Exercise:
The response should be the lines of the data, starting at the first and ending at the one that contains "Phonon calculation, with", copied without change.

Data extracts:
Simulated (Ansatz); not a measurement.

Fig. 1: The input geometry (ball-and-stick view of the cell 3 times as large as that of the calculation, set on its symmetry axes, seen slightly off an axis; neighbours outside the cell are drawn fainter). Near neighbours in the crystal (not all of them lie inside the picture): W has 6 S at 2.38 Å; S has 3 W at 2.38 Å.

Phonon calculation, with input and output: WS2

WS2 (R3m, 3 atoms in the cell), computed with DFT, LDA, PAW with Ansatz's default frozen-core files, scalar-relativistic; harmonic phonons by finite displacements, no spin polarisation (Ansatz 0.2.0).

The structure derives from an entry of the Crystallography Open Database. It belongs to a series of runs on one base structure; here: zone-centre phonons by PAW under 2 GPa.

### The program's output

Written response:
Simulated (Ansatz); not a measurement.

Fig. 1: The input geometry (ball-and-stick view of the cell 3 times as large as that of the calculation, set on its symmetry axes, seen slightly off an axis; neighbours outside the cell are drawn fainter). Near neighbours in the crystal (not all of them lie inside the picture): W has 6 S at 2.38 Å; S has 3 W at 2.38 Å.

Phonon calculation, with input and output: WS2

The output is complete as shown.